§ **DATA SHOWN**:
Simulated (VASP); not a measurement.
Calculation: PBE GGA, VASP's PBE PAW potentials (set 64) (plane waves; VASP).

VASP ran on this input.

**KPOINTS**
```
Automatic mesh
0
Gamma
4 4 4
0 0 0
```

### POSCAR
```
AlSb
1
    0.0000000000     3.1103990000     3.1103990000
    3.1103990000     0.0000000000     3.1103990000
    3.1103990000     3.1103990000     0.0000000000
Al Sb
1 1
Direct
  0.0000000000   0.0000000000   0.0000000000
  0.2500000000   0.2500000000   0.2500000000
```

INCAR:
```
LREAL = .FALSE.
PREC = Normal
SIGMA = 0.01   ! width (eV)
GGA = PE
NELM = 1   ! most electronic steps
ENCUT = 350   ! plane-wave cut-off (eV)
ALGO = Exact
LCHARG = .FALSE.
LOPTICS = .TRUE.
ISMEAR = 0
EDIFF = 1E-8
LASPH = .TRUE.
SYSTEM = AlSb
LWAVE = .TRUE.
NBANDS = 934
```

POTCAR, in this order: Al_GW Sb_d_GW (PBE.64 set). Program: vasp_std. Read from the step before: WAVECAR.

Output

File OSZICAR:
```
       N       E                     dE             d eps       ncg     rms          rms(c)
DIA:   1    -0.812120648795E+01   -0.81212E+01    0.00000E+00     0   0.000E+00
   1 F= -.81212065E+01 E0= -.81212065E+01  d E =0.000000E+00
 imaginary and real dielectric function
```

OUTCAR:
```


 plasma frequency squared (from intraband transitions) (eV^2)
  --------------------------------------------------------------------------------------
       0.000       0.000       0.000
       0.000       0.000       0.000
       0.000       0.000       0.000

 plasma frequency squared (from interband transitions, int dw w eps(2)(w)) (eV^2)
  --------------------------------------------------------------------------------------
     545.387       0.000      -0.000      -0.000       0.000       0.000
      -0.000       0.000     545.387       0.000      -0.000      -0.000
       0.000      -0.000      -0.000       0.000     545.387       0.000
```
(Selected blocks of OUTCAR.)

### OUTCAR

§ **EXERCISE**: Lines from the start of the records through the one containing "(Selected blocks of OUTCAR.)" are what should be retyped, exactly and in full, both ends included.

§ **RESPONSE BOX**:
Simulated (VASP); not a measurement.
Calculation: PBE GGA, VASP's PBE PAW potentials (set 64) (plane waves; VASP).

VASP ran on this input.

**KPOINTS**
```
Automatic mesh
0
Gamma
4 4 4
0 0 0
```

### POSCAR
```
AlSb
1
    0.0000000000     3.1103990000     3.1103990000
    3.1103990000     0.0000000000     3.1103990000
    3.1103990000     3.1103990000     0.0000000000
Al Sb
1 1
Direct
  0.0000000000   0.0000000000   0.0000000000
  0.2500000000   0.2500000000   0.2500000000
```

INCAR:
```
LREAL = .FALSE.
PREC = Normal
SIGMA = 0.01   ! width (eV)
GGA = PE
NELM = 1   ! most electronic steps
ENCUT = 350   ! plane-wave cut-off (eV)
ALGO = Exact
LCHARG = .FALSE.
LOPTICS = .TRUE.
ISMEAR = 0
EDIFF = 1E-8
LASPH = .TRUE.
SYSTEM = AlSb
LWAVE = .TRUE.
NBANDS = 934
```

POTCAR, in this order: Al_GW Sb_d_GW (PBE.64 set). Program: vasp_std. Read from the step before: WAVECAR.

Output

File OSZICAR:
```
       N       E                     dE             d eps       ncg     rms          rms(c)
DIA:   1    -0.812120648795E+01   -0.81212E+01    0.00000E+00     0   0.000E+00
   1 F= -.81212065E+01 E0= -.81212065E+01  d E =0.000000E+00
 imaginary and real dielectric function
```

OUTCAR:
```


 plasma frequency squared (from intraband transitions) (eV^2)
  --------------------------------------------------------------------------------------
       0.000       0.000       0.000
       0.000       0.000       0.000
       0.000       0.000       0.000

 plasma frequency squared (from interband transitions, int dw w eps(2)(w)) (eV^2)
  --------------------------------------------------------------------------------------
     545.387       0.000      -0.000      -0.000       0.000       0.000
      -0.000       0.000     545.387       0.000      -0.000      -0.000
       0.000      -0.000      -0.000       0.000     545.387       0.000
```
(Selected blocks of OUTCAR.)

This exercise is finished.